# INFORMATION
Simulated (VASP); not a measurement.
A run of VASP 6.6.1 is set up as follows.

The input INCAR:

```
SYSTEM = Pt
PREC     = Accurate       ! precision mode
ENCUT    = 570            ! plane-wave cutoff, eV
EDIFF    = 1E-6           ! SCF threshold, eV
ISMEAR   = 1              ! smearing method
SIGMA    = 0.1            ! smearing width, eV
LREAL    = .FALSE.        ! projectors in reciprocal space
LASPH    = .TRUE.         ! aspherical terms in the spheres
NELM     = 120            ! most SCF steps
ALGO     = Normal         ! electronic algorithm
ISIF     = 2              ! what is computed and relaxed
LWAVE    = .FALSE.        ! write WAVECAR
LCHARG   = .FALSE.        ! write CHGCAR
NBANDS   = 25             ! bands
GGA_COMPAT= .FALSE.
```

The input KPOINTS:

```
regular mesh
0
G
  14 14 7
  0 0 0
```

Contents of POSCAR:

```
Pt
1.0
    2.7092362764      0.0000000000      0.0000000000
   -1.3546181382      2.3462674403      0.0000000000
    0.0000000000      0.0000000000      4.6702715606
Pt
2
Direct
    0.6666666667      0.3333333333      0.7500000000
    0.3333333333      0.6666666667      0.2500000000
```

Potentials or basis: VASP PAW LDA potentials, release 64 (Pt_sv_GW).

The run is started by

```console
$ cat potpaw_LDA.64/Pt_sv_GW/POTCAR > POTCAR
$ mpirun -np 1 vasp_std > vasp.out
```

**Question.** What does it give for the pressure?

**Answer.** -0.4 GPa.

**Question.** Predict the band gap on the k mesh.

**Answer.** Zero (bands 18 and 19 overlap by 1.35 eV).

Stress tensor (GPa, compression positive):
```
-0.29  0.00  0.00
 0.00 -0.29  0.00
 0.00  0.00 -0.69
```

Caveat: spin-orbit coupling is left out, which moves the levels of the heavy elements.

# REQUIRED ACTION
Write out, exactly and with nothing else, the lines of the listing above from its first line through the line with "Potentials or basis: VASP".

# ANSWER AREA
Simulated (VASP); not a measurement.
A run of VASP 6.6.1 is set up as follows.

The input INCAR:

```
SYSTEM = Pt
PREC     = Accurate       ! precision mode
ENCUT    = 570            ! plane-wave cutoff, eV
EDIFF    = 1E-6           ! SCF threshold, eV
ISMEAR   = 1              ! smearing method
SIGMA    = 0.1            ! smearing width, eV
LREAL    = .FALSE.        ! projectors in reciprocal space
LASPH    = .TRUE.         ! aspherical terms in the spheres
NELM     = 120            ! most SCF steps
ALGO     = Normal         ! electronic algorithm
ISIF     = 2              ! what is computed and relaxed
LWAVE    = .FALSE.        ! write WAVECAR
LCHARG   = .FALSE.        ! write CHGCAR
NBANDS   = 25             ! bands
GGA_COMPAT= .FALSE.
```

The input KPOINTS:

```
regular mesh
0
G
  14 14 7
  0 0 0
```

Contents of POSCAR:

```
Pt
1.0
    2.7092362764      0.0000000000      0.0000000000
   -1.3546181382      2.3462674403      0.0000000000
    0.0000000000      0.0000000000      4.6702715606
Pt
2
Direct
    0.6666666667      0.3333333333      0.7500000000
    0.3333333333      0.6666666667      0.2500000000
```

Potentials or basis: VASP PAW LDA potentials, release 64 (Pt_sv_GW).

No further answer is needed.